Brief: Reproduce the records exactly, beginning with their first line and ending with the line that contains "Aim: the single point of Si2W with PBE.", and output nothing more.

Information:
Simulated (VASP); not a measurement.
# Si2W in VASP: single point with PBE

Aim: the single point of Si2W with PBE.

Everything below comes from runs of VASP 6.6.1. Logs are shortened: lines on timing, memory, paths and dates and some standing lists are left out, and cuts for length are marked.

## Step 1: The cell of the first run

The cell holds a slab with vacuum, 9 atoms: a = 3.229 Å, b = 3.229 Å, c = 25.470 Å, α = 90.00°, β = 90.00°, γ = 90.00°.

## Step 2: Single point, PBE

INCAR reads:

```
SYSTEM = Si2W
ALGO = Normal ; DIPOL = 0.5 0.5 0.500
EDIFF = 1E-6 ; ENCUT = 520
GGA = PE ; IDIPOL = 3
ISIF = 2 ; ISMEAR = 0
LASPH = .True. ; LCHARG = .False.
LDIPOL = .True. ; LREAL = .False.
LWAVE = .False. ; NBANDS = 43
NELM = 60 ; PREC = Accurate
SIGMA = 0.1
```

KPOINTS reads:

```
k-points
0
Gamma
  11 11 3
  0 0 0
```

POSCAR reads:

Your response:
Simulated (VASP); not a measurement.
# Si2W in VASP: single point with PBE

Aim: the single point of Si2W with PBE.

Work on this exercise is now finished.